= BRIEF =
What you give back should be exactly the opening lines of the data, ending with the line that contains "## Convergence with the number of cells" and including it.

= RAW DATA =
□ □ □ □ □ □ □
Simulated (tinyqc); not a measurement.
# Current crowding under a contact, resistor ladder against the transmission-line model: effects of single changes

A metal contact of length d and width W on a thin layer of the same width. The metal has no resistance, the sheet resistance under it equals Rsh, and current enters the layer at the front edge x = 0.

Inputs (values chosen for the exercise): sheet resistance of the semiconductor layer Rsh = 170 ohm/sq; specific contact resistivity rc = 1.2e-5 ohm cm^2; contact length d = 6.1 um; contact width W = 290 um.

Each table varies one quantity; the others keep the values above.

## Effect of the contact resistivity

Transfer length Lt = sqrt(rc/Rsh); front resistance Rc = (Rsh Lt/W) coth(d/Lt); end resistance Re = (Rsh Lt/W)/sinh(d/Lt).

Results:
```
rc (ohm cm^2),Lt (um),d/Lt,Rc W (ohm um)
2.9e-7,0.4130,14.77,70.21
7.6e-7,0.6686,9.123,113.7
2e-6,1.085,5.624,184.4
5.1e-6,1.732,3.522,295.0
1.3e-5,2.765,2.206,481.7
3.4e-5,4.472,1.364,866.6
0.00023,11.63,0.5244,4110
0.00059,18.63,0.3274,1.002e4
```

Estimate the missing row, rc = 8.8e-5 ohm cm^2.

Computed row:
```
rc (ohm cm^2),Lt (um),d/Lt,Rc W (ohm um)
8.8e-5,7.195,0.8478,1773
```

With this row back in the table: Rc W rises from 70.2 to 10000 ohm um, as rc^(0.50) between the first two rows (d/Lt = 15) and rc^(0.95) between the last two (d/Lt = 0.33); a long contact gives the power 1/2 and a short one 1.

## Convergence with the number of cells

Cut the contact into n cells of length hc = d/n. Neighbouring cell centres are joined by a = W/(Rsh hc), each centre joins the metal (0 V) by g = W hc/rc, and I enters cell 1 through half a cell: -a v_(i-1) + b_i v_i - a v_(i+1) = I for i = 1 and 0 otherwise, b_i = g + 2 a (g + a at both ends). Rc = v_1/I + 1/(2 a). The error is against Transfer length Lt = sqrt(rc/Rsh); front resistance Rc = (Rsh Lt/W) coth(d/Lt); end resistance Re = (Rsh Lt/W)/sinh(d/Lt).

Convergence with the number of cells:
□ □ □ □ □ □ □

= EXERCISE RESPONSE =
Simulated (tinyqc); not a measurement.
# Current crowding under a contact, resistor ladder against the transmission-line model: effects of single changes

A metal contact of length d and width W on a thin layer of the same width. The metal has no resistance, the sheet resistance under it equals Rsh, and current enters the layer at the front edge x = 0.

Inputs (values chosen for the exercise): sheet resistance of the semiconductor layer Rsh = 170 ohm/sq; specific contact resistivity rc = 1.2e-5 ohm cm^2; contact length d = 6.1 um; contact width W = 290 um.

Each table varies one quantity; the others keep the values above.

## Effect of the contact resistivity

Transfer length Lt = sqrt(rc/Rsh); front resistance Rc = (Rsh Lt/W) coth(d/Lt); end resistance Re = (Rsh Lt/W)/sinh(d/Lt).

Results:
```
rc (ohm cm^2),Lt (um),d/Lt,Rc W (ohm um)
2.9e-7,0.4130,14.77,70.21
7.6e-7,0.6686,9.123,113.7
2e-6,1.085,5.624,184.4
5.1e-6,1.732,3.522,295.0
1.3e-5,2.765,2.206,481.7
3.4e-5,4.472,1.364,866.6
0.00023,11.63,0.5244,4110
0.00059,18.63,0.3274,1.002e4
```

Estimate the missing row, rc = 8.8e-5 ohm cm^2.

Computed row:
```
rc (ohm cm^2),Lt (um),d/Lt,Rc W (ohm um)
8.8e-5,7.195,0.8478,1773
```

With this row back in the table: Rc W rises from 70.2 to 10000 ohm um, as rc^(0.50) between the first two rows (d/Lt = 15) and rc^(0.95) between the last two (d/Lt = 0.33); a long contact gives the power 1/2 and a short one 1.

## Convergence with the number of cells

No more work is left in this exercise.